DATA SECTION START

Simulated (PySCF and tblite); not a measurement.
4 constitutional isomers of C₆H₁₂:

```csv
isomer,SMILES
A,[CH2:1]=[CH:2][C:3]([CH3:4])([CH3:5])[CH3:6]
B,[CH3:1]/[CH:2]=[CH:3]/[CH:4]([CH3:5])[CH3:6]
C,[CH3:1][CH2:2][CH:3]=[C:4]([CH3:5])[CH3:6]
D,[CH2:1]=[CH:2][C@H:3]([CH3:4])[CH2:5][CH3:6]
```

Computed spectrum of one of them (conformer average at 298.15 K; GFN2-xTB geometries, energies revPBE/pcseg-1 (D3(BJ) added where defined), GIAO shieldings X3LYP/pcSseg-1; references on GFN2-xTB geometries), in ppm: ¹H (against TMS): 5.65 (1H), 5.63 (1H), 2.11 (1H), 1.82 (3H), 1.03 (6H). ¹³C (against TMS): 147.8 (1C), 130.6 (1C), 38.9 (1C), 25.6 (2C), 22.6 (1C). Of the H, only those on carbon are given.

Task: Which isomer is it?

DATA SECTION END

Start at the first line of the material and transcribe each line exactly, stopping once the line containing "Computed spectrum of" has been written.

WRITTEN REPLY
Simulated (PySCF and tblite); not a measurement.
4 constitutional isomers of C₆H₁₂:

```csv
isomer,SMILES
A,[CH2:1]=[CH:2][C:3]([CH3:4])([CH3:5])[CH3:6]
B,[CH3:1]/[CH:2]=[CH:3]/[CH:4]([CH3:5])[CH3:6]
C,[CH3:1][CH2:2][CH:3]=[C:4]([CH3:5])[CH3:6]
D,[CH2:1]=[CH:2][C@H:3]([CH3:4])[CH2:5][CH3:6]
```

Computed spectrum of one of them (conformer average at 298.15 K; GFN2-xTB geometries, energies revPBE/pcseg-1 (D3(BJ) added where defined), GIAO shieldings X3LYP/pcSseg-1; references on GFN2-xTB geometries), in ppm: ¹H (against TMS): 5.65 (1H), 5.63 (1H), 2.11 (1H), 1.82 (3H), 1.03 (6H). ¹³C (against TMS): 147.8 (1C), 130.6 (1C), 38.9 (1C), 25.6 (2C), 22.6 (1C). Of the H, only those on carbon are given.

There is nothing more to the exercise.